Top of Source information

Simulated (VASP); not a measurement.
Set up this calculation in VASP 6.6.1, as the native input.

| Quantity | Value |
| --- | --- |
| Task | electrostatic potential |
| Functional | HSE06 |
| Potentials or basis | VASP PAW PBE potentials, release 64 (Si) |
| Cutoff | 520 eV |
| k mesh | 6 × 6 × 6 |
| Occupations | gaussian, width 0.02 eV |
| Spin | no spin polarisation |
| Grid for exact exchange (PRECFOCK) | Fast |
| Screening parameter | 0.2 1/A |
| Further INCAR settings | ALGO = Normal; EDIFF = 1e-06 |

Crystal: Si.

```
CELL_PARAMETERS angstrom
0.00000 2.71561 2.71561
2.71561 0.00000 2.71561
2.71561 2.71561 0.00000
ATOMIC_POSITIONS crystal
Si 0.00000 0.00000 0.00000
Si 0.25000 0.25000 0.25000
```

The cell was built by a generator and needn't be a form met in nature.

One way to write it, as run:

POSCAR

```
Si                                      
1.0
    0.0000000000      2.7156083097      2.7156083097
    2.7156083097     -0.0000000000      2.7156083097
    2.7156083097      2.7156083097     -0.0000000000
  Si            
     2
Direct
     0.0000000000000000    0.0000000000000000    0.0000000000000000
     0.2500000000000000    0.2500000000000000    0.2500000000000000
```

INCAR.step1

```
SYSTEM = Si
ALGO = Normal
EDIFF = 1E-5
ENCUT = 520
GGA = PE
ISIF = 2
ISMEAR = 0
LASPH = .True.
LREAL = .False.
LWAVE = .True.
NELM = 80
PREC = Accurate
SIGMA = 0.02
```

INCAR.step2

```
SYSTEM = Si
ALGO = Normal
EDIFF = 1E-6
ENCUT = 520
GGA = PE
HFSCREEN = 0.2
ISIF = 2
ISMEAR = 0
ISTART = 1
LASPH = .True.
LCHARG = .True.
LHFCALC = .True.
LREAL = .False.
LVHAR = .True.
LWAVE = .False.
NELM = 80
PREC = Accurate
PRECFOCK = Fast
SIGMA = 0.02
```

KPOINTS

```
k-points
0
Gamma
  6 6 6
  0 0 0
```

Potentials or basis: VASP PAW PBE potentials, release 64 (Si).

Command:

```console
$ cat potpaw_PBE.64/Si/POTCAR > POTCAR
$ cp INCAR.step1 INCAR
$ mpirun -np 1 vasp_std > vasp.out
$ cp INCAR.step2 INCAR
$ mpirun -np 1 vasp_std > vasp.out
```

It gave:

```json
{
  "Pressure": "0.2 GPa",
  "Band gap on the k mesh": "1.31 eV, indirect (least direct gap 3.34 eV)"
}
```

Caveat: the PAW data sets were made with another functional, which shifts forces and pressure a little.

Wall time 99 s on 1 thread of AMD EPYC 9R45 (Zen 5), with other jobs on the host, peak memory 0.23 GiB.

Bottom of Source information

§ **Assigned task**: Could you transcribe the entries exactly, from the first line through the line containing "Functional | HSE06 |", and give nothing more?

§ **Task solution**:
Simulated (VASP); not a measurement.
Set up this calculation in VASP 6.6.1, as the native input.

| Quantity | Value |
| --- | --- |
| Task | electrostatic potential |
| Functional | HSE06 |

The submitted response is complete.